→ **Work item**:
Starting at the first line of the listing below and ending at the line with "10.10 | 9 |", copy each line exactly.

Record excerpts below:

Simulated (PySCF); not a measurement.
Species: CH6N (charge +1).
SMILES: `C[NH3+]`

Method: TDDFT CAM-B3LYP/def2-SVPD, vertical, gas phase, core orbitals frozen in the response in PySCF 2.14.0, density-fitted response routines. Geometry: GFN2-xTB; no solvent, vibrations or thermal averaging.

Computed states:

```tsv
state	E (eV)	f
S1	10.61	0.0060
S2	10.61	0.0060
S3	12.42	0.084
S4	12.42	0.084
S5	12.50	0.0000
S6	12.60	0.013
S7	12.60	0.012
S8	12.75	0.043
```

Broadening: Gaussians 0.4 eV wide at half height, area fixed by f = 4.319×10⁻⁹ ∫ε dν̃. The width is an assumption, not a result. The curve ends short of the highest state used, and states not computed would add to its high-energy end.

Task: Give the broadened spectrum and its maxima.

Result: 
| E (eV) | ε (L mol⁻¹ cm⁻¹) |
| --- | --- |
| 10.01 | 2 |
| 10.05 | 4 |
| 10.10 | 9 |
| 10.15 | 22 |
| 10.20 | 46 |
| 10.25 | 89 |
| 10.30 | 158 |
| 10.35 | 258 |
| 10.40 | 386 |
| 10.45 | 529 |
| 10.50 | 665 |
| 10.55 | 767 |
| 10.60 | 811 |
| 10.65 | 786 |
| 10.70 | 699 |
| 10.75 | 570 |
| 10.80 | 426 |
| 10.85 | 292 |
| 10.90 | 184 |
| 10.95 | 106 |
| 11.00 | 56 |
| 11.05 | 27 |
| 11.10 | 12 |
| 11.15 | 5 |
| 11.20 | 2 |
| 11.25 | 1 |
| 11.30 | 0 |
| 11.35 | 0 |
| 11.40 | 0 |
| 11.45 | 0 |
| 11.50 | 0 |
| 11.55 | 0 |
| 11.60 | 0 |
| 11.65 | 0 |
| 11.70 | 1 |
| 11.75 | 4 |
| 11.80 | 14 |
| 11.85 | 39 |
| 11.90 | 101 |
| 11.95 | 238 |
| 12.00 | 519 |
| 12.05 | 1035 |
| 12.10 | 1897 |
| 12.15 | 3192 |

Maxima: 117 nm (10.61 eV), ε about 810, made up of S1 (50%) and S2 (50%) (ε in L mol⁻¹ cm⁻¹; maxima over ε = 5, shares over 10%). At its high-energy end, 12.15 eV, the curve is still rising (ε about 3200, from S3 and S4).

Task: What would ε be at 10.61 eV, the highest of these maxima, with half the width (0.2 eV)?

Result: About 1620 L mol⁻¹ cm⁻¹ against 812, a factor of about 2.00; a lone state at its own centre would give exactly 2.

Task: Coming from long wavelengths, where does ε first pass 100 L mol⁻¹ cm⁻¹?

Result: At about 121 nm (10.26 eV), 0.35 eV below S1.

End of Record excerpts.

→ **Problem solution**:
Simulated (PySCF); not a measurement.
Species: CH6N (charge +1).
SMILES: `C[NH3+]`

Method: TDDFT CAM-B3LYP/def2-SVPD, vertical, gas phase, core orbitals frozen in the response in PySCF 2.14.0, density-fitted response routines. Geometry: GFN2-xTB; no solvent, vibrations or thermal averaging.

Computed states:

```tsv
state	E (eV)	f
S1	10.61	0.0060
S2	10.61	0.0060
S3	12.42	0.084
S4	12.42	0.084
S5	12.50	0.0000
S6	12.60	0.013
S7	12.60	0.012
S8	12.75	0.043
```

Broadening: Gaussians 0.4 eV wide at half height, area fixed by f = 4.319×10⁻⁹ ∫ε dν̃. The width is an assumption, not a result. The curve ends short of the highest state used, and states not computed would add to its high-energy end.

Task: Give the broadened spectrum and its maxima.

Result: 
| E (eV) | ε (L mol⁻¹ cm⁻¹) |
| --- | --- |
| 10.01 | 2 |
| 10.05 | 4 |
| 10.10 | 9 |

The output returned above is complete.